The records should be written out in full, with nothing altered.

* Stored data *
↓↓↓

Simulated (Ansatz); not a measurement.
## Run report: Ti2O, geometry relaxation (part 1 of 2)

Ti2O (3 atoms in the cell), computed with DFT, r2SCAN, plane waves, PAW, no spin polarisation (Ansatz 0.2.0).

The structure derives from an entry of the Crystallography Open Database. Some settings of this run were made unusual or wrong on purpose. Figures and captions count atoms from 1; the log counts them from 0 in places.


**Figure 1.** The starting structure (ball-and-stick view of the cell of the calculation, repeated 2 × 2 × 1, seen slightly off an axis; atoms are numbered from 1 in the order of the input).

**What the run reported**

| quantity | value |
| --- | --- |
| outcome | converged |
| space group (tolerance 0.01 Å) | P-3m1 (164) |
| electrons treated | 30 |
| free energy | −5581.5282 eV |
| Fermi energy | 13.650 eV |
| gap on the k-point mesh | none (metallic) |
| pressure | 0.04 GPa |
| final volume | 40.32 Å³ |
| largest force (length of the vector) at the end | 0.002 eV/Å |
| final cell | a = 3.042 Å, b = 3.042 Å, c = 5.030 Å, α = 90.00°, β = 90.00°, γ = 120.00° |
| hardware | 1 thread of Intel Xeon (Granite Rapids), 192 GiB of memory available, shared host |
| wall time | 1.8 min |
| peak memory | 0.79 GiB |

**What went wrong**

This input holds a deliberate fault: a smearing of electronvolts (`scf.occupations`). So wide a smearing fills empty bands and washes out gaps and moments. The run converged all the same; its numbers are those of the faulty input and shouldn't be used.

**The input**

↑↑↑

* Your response *
Simulated (Ansatz); not a measurement.
## Run report: Ti2O, geometry relaxation (part 1 of 2)

Ti2O (3 atoms in the cell), computed with DFT, r2SCAN, plane waves, PAW, no spin polarisation (Ansatz 0.2.0).

The structure derives from an entry of the Crystallography Open Database. Some settings of this run were made unusual or wrong on purpose. Figures and captions count atoms from 1; the log counts them from 0 in places.


**Figure 1.** The starting structure (ball-and-stick view of the cell of the calculation, repeated 2 × 2 × 1, seen slightly off an axis; atoms are numbered from 1 in the order of the input).

**What the run reported**

| quantity | value |
| --- | --- |
| outcome | converged |
| space group (tolerance 0.01 Å) | P-3m1 (164) |
| electrons treated | 30 |
| free energy | −5581.5282 eV |
| Fermi energy | 13.650 eV |
| gap on the k-point mesh | none (metallic) |
| pressure | 0.04 GPa |
| final volume | 40.32 Å³ |
| largest force (length of the vector) at the end | 0.002 eV/Å |
| final cell | a = 3.042 Å, b = 3.042 Å, c = 5.030 Å, α = 90.00°, β = 90.00°, γ = 120.00° |
| hardware | 1 thread of Intel Xeon (Granite Rapids), 192 GiB of memory available, shared host |
| wall time | 1.8 min |
| peak memory | 0.79 GiB |

**What went wrong**

This input holds a deliberate fault: a smearing of electronvolts (`scf.occupations`). So wide a smearing fills empty bands and washes out gaps and moments. The run converged all the same; its numbers are those of the faulty input and shouldn't be used.

**The input**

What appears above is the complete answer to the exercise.